### Dataset entries
%%

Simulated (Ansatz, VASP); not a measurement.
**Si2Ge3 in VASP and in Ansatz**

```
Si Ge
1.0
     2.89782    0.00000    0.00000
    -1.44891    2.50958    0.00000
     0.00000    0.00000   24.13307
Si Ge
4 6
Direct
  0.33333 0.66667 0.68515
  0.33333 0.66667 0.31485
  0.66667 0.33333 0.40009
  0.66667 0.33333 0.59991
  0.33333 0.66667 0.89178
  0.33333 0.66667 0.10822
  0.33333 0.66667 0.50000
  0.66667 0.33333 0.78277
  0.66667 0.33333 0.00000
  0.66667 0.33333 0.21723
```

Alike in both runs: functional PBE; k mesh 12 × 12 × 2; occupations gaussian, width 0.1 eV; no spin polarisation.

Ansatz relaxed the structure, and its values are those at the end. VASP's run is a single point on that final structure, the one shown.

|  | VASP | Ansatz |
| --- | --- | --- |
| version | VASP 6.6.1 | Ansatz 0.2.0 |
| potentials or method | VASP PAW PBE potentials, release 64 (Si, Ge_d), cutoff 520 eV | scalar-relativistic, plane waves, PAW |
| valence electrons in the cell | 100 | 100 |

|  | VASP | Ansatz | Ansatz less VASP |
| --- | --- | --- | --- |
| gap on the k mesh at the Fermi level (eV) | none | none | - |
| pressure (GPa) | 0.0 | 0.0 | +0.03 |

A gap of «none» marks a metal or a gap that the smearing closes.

%%

### Activity
Your output should consist solely of the lines from the beginning of the entries through the line containing "Alike in both", reproduced exactly.

### Response box
Simulated (Ansatz, VASP); not a measurement.
**Si2Ge3 in VASP and in Ansatz**

```
Si Ge
1.0
     2.89782    0.00000    0.00000
    -1.44891    2.50958    0.00000
     0.00000    0.00000   24.13307
Si Ge
4 6
Direct
  0.33333 0.66667 0.68515
  0.33333 0.66667 0.31485
  0.66667 0.33333 0.40009
  0.66667 0.33333 0.59991
  0.33333 0.66667 0.89178
  0.33333 0.66667 0.10822
  0.33333 0.66667 0.50000
  0.66667 0.33333 0.78277
  0.66667 0.33333 0.00000
  0.66667 0.33333 0.21723
```

Alike in both runs: functional PBE; k mesh 12 × 12 × 2; occupations gaussian, width 0.1 eV; no spin polarisation.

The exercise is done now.